* _ASSIGNED TASK_: Your job is to set down the listing again exactly as it stands.

* _INFORMATION SUPPLIED_:
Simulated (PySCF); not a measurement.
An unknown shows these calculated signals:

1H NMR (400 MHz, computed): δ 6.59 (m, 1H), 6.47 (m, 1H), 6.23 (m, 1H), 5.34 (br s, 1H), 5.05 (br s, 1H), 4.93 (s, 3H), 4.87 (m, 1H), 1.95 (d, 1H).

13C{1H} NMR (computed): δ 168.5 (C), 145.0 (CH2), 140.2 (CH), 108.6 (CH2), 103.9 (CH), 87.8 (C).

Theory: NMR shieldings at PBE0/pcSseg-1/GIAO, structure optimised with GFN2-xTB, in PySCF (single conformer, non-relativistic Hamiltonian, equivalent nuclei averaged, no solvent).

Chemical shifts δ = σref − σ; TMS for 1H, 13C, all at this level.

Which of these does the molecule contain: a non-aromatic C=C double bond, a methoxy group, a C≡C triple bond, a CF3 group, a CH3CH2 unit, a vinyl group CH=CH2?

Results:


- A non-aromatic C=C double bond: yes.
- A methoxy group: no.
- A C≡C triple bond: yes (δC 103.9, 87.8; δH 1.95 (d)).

* _WORKED SOLUTION_:
Simulated (PySCF); not a measurement.
An unknown shows these calculated signals:

1H NMR (400 MHz, computed): δ 6.59 (m, 1H), 6.47 (m, 1H), 6.23 (m, 1H), 5.34 (br s, 1H), 5.05 (br s, 1H), 4.93 (s, 3H), 4.87 (m, 1H), 1.95 (d, 1H).

13C{1H} NMR (computed): δ 168.5 (C), 145.0 (CH2), 140.2 (CH), 108.6 (CH2), 103.9 (CH), 87.8 (C).

Theory: NMR shieldings at PBE0/pcSseg-1/GIAO, structure optimised with GFN2-xTB, in PySCF (single conformer, non-relativistic Hamiltonian, equivalent nuclei averaged, no solvent).

Chemical shifts δ = σref − σ; TMS for 1H, 13C, all at this level.

Which of these does the molecule contain: a non-aromatic C=C double bond, a methoxy group, a C≡C triple bond, a CF3 group, a CH3CH2 unit, a vinyl group CH=CH2?

Results:


- A non-aromatic C=C double bond: yes.
- A methoxy group: no.
- A C≡C triple bond: yes (δC 103.9, 87.8; δH 1.95 (d)).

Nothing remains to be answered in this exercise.